-- DATA SUPPLIED follows --

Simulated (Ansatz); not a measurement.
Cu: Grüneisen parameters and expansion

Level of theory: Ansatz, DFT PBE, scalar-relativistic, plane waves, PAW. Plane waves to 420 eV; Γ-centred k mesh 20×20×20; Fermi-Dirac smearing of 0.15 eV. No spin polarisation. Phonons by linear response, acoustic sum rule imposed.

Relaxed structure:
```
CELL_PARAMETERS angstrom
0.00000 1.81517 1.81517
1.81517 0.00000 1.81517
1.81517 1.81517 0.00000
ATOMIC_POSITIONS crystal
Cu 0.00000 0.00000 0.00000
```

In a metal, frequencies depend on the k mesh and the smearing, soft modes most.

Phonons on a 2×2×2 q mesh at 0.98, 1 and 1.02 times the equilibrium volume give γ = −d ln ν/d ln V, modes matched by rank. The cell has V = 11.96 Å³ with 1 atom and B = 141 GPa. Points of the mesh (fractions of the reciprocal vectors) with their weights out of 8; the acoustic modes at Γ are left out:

-- DATA SUPPLIED concluded --

The answer is the lines above between the line holding "Level of theory: Ansatz, DFT" and the line holding "In a metal, frequencies", inclusive, each written out exactly, and no others.

Level of theory: Ansatz, DFT PBE, scalar-relativistic, plane waves, PAW. Plane waves to 420 eV; Γ-centred k mesh 20×20×20; Fermi-Dirac smearing of 0.15 eV. No spin polarisation. Phonons by linear response, acoustic sum rule imposed.

Relaxed structure:
```
CELL_PARAMETERS angstrom
0.00000 1.81517 1.81517
1.81517 0.00000 1.81517
1.81517 1.81517 0.00000
ATOMIC_POSITIONS crystal
Cu 0.00000 0.00000 0.00000
```

In a metal, frequencies depend on the k mesh and the smearing, soft modes most.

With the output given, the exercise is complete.